Activity:
Up to and including the line that contains "Aim: predict the", write out each line of the material from its first line, exactly.

Recorded information:

══════

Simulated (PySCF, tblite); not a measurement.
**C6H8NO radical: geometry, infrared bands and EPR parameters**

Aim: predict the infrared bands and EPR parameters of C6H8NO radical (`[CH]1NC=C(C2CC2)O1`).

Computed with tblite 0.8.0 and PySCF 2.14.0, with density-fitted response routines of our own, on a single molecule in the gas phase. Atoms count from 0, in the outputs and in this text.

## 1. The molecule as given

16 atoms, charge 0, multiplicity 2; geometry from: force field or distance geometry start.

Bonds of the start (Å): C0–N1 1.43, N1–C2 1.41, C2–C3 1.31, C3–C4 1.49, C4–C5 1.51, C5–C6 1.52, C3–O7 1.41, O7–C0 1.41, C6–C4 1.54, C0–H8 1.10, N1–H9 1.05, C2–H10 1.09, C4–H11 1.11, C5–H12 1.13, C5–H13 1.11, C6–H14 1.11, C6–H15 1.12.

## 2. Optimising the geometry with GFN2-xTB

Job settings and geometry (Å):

══════

Expected answer:
Simulated (PySCF, tblite); not a measurement.
**C6H8NO radical: geometry, infrared bands and EPR parameters**

Aim: predict the infrared bands and EPR parameters of C6H8NO radical (`[CH]1NC=C(C2CC2)O1`).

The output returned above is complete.